□ □ □ □
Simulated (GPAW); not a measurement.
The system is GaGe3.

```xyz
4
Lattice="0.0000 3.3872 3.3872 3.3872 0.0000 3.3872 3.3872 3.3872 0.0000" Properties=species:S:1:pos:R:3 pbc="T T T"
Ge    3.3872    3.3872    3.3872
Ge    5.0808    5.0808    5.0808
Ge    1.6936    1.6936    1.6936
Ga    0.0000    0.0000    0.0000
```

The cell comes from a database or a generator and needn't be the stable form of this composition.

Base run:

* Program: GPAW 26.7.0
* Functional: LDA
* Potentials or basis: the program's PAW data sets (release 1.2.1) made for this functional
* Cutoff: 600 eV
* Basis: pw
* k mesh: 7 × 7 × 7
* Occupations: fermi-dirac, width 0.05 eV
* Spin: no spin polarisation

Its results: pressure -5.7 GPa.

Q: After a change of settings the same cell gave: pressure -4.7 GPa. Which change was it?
□ □ □ □

■ **WORK INSTRUCTION**
An exact copy of every entry is the expected result.

■ **WRITTEN REPLY**
Simulated (GPAW); not a measurement.
The system is GaGe3.

```xyz
4
Lattice="0.0000 3.3872 3.3872 3.3872 0.0000 3.3872 3.3872 3.3872 0.0000" Properties=species:S:1:pos:R:3 pbc="T T T"
Ge    3.3872    3.3872    3.3872
Ge    5.0808    5.0808    5.0808
Ge    1.6936    1.6936    1.6936
Ga    0.0000    0.0000    0.0000
```

The cell comes from a database or a generator and needn't be the stable form of this composition.

Base run:

* Program: GPAW 26.7.0
* Functional: LDA
* Potentials or basis: the program's PAW data sets (release 1.2.1) made for this functional
* Cutoff: 600 eV
* Basis: pw
* k mesh: 7 × 7 × 7
* Occupations: fermi-dirac, width 0.05 eV
* Spin: no spin polarisation

Its results: pressure -5.7 GPa.

Q: After a change of settings the same cell gave: pressure -4.7 GPa. Which change was it?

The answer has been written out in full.